### Entries shown
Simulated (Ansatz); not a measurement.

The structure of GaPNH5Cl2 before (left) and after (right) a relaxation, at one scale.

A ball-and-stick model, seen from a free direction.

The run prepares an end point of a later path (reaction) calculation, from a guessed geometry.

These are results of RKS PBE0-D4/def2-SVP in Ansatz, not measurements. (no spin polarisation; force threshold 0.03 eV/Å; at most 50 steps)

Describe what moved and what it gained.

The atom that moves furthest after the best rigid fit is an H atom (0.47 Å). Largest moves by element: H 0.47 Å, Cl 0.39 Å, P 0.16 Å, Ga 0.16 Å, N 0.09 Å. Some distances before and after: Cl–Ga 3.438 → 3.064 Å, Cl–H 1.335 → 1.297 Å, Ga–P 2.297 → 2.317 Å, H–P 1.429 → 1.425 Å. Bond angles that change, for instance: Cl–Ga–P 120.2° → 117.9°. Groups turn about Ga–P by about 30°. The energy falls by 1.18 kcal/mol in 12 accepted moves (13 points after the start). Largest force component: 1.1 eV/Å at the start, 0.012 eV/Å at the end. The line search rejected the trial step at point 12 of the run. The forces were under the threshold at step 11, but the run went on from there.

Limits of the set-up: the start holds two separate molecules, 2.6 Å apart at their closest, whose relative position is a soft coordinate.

### Assigned task
Repeat exactly the lines above from the one with "These are results" up to and including the one with "The atom that". No other line belongs in the reply.

### Exercise answer
These are results of RKS PBE0-D4/def2-SVP in Ansatz, not measurements. (no spin polarisation; force threshold 0.03 eV/Å; at most 50 steps)

Describe what moved and what it gained.

The atom that moves furthest after the best rigid fit is an H atom (0.47 Å). Largest moves by element: H 0.47 Å, Cl 0.39 Å, P 0.16 Å, Ga 0.16 Å, N 0.09 Å. Some distances before and after: Cl–Ga 3.438 → 3.064 Å, Cl–H 1.335 → 1.297 Å, Ga–P 2.297 → 2.317 Å, H–P 1.429 → 1.425 Å. Bond angles that change, for instance: Cl–Ga–P 120.2° → 117.9°. Groups turn about Ga–P by about 30°. The energy falls by 1.18 kcal/mol in 12 accepted moves (13 points after the start). Largest force component: 1.1 eV/Å at the start, 0.012 eV/Å at the end. The line search rejected the trial step at point 12 of the run. The forces were under the threshold at step 11, but the run went on from there.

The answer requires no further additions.